ASSIGNMENT ▸ Write out the data exactly from its first line onward, ending with the line in which "The pressure is its mean diagonal, 3.58 GPa." appears.

=======

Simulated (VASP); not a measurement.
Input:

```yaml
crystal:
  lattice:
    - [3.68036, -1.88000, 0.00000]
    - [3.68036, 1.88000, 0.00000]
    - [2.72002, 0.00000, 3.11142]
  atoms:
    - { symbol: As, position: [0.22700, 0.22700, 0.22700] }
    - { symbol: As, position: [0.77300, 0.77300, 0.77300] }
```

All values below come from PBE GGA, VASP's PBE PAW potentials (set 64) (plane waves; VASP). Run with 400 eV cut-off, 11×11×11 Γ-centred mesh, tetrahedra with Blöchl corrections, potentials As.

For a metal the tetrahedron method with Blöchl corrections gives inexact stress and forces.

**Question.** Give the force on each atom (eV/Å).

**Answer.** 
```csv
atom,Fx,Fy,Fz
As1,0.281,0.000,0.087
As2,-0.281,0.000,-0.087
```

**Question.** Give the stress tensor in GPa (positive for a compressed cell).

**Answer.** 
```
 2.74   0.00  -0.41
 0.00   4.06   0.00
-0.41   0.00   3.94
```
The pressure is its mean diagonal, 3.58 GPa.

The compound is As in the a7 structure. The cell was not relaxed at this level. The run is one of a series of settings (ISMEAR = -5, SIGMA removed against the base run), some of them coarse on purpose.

=======

EXERCISE ANSWER ▸
Simulated (VASP); not a measurement.
Input:

```yaml
crystal:
  lattice:
    - [3.68036, -1.88000, 0.00000]
    - [3.68036, 1.88000, 0.00000]
    - [2.72002, 0.00000, 3.11142]
  atoms:
    - { symbol: As, position: [0.22700, 0.22700, 0.22700] }
    - { symbol: As, position: [0.77300, 0.77300, 0.77300] }
```

All values below come from PBE GGA, VASP's PBE PAW potentials (set 64) (plane waves; VASP). Run with 400 eV cut-off, 11×11×11 Γ-centred mesh, tetrahedra with Blöchl corrections, potentials As.

For a metal the tetrahedron method with Blöchl corrections gives inexact stress and forces.

**Question.** Give the force on each atom (eV/Å).

**Answer.** 
```csv
atom,Fx,Fy,Fz
As1,0.281,0.000,0.087
As2,-0.281,0.000,-0.087
```

**Question.** Give the stress tensor in GPa (positive for a compressed cell).

**Answer.** 
```
 2.74   0.00  -0.41
 0.00   4.06   0.00
-0.41   0.00   3.94
```
The pressure is its mean diagonal, 3.58 GPa.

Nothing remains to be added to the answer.